DATA SUPPLIED:
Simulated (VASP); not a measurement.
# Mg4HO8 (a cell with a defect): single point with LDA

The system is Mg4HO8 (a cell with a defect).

WORK REQUEST: Retype the entire listing without altering anything.

EXERCISE RESPONSE:
Simulated (VASP); not a measurement.
# Mg4HO8 (a cell with a defect): single point with LDA

The system is Mg4HO8 (a cell with a defect).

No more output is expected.